**Requirement:** Below are the records; retype each one exactly.

⁂
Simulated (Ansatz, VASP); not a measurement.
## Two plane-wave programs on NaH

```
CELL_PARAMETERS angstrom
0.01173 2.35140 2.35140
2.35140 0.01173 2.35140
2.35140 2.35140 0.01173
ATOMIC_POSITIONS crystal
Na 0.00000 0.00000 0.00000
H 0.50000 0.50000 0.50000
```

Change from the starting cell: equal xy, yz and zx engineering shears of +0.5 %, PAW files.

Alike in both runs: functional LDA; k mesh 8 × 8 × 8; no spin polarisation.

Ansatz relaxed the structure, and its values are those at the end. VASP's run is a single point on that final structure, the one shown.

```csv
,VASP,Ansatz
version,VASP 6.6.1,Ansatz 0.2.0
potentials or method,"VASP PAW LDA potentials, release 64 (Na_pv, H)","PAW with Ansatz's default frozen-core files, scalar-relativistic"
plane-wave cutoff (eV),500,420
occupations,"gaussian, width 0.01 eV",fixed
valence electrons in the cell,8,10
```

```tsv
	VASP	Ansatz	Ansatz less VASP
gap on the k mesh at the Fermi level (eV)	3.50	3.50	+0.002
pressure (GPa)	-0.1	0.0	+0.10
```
⁂

**Exercise answer:**
Simulated (Ansatz, VASP); not a measurement.
## Two plane-wave programs on NaH

```
CELL_PARAMETERS angstrom
0.01173 2.35140 2.35140
2.35140 0.01173 2.35140
2.35140 2.35140 0.01173
ATOMIC_POSITIONS crystal
Na 0.00000 0.00000 0.00000
H 0.50000 0.50000 0.50000
```

Change from the starting cell: equal xy, yz and zx engineering shears of +0.5 %, PAW files.

Alike in both runs: functional LDA; k mesh 8 × 8 × 8; no spin polarisation.

Ansatz relaxed the structure, and its values are those at the end. VASP's run is a single point on that final structure, the one shown.

```csv
,VASP,Ansatz
version,VASP 6.6.1,Ansatz 0.2.0
potentials or method,"VASP PAW LDA potentials, release 64 (Na_pv, H)","PAW with Ansatz's default frozen-core files, scalar-relativistic"
plane-wave cutoff (eV),500,420
occupations,"gaussian, width 0.01 eV",fixed
valence electrons in the cell,8,10
```

```tsv
	VASP	Ansatz	Ansatz less VASP
gap on the k mesh at the Fermi level (eV)	3.50	3.50	+0.002
pressure (GPa)	-0.1	0.0	+0.10
```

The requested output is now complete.